Exercise:
Below are some records. Reproduce them exactly from their first line through the line with "C, Fd-3m (no.", inclusive.

Record excerpts:
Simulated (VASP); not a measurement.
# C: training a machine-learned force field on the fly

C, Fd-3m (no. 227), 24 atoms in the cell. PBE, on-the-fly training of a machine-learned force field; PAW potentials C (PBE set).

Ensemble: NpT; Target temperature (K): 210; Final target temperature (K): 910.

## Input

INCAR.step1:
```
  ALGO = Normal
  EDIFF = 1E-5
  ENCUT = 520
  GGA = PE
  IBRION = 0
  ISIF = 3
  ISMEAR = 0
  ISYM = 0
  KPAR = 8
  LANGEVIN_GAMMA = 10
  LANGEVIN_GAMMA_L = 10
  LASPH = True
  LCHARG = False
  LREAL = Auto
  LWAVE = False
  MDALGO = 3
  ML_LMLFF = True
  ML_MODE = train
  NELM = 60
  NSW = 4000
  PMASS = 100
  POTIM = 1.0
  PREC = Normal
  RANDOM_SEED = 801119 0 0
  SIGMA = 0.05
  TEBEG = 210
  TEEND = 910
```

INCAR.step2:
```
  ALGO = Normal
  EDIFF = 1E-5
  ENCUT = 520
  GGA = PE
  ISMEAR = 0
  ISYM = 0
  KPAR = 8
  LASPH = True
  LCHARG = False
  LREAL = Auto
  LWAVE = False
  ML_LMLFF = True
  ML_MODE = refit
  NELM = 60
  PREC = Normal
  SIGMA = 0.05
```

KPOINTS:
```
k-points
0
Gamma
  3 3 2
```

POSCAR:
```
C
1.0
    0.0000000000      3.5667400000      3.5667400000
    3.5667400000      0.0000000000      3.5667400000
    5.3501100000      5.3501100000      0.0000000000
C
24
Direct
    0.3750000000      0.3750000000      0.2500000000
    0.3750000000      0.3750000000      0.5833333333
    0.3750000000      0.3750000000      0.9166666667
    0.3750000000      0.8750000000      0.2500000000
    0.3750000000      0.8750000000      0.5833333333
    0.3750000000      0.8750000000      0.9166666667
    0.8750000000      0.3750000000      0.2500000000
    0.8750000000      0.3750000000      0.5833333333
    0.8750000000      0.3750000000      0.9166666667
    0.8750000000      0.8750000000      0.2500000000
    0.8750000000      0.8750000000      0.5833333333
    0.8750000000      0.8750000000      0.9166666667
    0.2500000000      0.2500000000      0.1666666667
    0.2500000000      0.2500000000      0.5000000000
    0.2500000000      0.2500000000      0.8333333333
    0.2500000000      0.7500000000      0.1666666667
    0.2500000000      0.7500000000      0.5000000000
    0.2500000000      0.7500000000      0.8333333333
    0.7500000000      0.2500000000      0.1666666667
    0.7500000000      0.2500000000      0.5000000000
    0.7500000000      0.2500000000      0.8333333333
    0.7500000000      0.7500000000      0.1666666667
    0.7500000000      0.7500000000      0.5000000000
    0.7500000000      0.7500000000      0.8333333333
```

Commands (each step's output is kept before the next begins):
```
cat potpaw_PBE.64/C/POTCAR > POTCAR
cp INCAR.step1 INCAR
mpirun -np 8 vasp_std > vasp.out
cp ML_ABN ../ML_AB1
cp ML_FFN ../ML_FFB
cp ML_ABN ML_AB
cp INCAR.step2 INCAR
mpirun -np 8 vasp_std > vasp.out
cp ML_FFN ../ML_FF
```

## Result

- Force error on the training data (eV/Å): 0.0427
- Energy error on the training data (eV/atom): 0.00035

Worked solution:
Simulated (VASP); not a measurement.
# C: training a machine-learned force field on the fly

C, Fd-3m (no. 227), 24 atoms in the cell. PBE, on-the-fly training of a machine-learned force field; PAW potentials C (PBE set).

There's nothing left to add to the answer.